(Assignment) All of the data below is to be output without alteration.

(Raw data)
------------------------
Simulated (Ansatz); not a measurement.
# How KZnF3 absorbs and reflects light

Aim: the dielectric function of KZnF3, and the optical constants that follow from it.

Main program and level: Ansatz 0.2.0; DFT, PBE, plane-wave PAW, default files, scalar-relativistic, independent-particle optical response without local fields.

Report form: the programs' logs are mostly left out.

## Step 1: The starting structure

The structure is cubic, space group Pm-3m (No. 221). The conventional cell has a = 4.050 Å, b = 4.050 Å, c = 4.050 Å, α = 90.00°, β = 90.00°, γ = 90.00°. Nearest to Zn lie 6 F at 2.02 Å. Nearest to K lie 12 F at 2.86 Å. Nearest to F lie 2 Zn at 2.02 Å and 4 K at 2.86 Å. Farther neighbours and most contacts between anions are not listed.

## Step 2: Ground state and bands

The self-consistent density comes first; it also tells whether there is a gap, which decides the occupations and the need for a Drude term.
------------------------

(Written solution)
Simulated (Ansatz); not a measurement.
# How KZnF3 absorbs and reflects light

Aim: the dielectric function of KZnF3, and the optical constants that follow from it.

Main program and level: Ansatz 0.2.0; DFT, PBE, plane-wave PAW, default files, scalar-relativistic, independent-particle optical response without local fields.

Report form: the programs' logs are mostly left out.

## Step 1: The starting structure

The structure is cubic, space group Pm-3m (No. 221). The conventional cell has a = 4.050 Å, b = 4.050 Å, c = 4.050 Å, α = 90.00°, β = 90.00°, γ = 90.00°. Nearest to Zn lie 6 F at 2.02 Å. Nearest to K lie 12 F at 2.86 Å. Nearest to F lie 2 Zn at 2.02 Å and 4 K at 2.86 Å. Farther neighbours and most contacts between anions are not listed.

## Step 2: Ground state and bands

The self-consistent density comes first; it also tells whether there is a gap, which decides the occupations and the need for a Drude term.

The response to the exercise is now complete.